_Assignment_
Nothing but an exact copy of the data should be given.

-=-=-=-=-

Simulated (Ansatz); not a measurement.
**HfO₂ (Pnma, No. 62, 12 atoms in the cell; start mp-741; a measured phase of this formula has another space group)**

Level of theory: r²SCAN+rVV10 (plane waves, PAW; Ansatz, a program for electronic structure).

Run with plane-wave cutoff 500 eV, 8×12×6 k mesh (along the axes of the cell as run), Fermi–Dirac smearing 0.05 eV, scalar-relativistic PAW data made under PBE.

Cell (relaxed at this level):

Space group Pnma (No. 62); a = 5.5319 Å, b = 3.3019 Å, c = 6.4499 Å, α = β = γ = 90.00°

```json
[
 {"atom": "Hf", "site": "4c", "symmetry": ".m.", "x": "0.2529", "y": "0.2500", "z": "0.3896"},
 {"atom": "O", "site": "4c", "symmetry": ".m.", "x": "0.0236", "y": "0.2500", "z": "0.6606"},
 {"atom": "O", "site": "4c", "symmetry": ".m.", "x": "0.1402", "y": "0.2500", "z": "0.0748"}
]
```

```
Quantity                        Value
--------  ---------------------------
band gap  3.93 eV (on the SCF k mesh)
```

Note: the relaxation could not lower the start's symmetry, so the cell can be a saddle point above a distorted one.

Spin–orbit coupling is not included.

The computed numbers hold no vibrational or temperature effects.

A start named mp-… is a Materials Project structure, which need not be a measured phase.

-=-=-=-=-

_Your response_
Simulated (Ansatz); not a measurement.
**HfO₂ (Pnma, No. 62, 12 atoms in the cell; start mp-741; a measured phase of this formula has another space group)**

Level of theory: r²SCAN+rVV10 (plane waves, PAW; Ansatz, a program for electronic structure).

Run with plane-wave cutoff 500 eV, 8×12×6 k mesh (along the axes of the cell as run), Fermi–Dirac smearing 0.05 eV, scalar-relativistic PAW data made under PBE.

Cell (relaxed at this level):

Space group Pnma (No. 62); a = 5.5319 Å, b = 3.3019 Å, c = 6.4499 Å, α = β = γ = 90.00°

```json
[
 {"atom": "Hf", "site": "4c", "symmetry": ".m.", "x": "0.2529", "y": "0.2500", "z": "0.3896"},
 {"atom": "O", "site": "4c", "symmetry": ".m.", "x": "0.0236", "y": "0.2500", "z": "0.6606"},
 {"atom": "O", "site": "4c", "symmetry": ".m.", "x": "0.1402", "y": "0.2500", "z": "0.0748"}
]
```

```
Quantity                        Value
--------  ---------------------------
band gap  3.93 eV (on the SCF k mesh)
```

Note: the relaxation could not lower the start's symmetry, so the cell can be a saddle point above a distorted one.

Spin–orbit coupling is not included.

The computed numbers hold no vibrational or temperature effects.

A start named mp-… is a Materials Project structure, which need not be a measured phase.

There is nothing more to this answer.